Assignment - What do the lines say, reproduced word for word, from the first of the entries below through the line bearing "Strains are applied"?

[Material provided — start]
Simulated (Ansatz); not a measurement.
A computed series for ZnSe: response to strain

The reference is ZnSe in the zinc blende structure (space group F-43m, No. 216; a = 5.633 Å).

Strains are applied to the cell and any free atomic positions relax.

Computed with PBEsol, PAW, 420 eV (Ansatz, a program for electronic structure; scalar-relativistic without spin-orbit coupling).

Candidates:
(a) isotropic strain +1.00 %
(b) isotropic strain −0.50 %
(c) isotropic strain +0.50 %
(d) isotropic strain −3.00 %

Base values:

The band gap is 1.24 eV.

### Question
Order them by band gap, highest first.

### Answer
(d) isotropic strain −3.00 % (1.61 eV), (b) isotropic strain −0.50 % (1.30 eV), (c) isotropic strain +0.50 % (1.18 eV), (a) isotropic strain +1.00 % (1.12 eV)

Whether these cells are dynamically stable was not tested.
[Material provided — finish]

Result -
Simulated (Ansatz); not a measurement.
A computed series for ZnSe: response to strain

The reference is ZnSe in the zinc blende structure (space group F-43m, No. 216; a = 5.633 Å).

Strains are applied to the cell and any free atomic positions relax.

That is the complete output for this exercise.